Below this line is the material. Write out only its lines from the one containing "So far, gap" through the one containing "and potential (continued)**", both kept, exactly.

INPUT DATA START

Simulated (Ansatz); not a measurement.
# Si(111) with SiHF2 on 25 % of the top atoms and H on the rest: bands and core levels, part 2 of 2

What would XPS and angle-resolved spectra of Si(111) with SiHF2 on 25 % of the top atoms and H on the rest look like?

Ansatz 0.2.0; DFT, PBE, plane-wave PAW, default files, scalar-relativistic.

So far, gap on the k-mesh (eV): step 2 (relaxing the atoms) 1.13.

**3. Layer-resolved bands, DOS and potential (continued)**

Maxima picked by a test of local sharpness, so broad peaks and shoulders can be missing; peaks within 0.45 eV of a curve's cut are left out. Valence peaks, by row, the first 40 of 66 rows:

INPUT DATA END

#### WORKED SOLUTION:
So far, gap on the k-mesh (eV): step 2 (relaxing the atoms) 1.13.

**3. Layer-resolved bands, DOS and potential (continued)**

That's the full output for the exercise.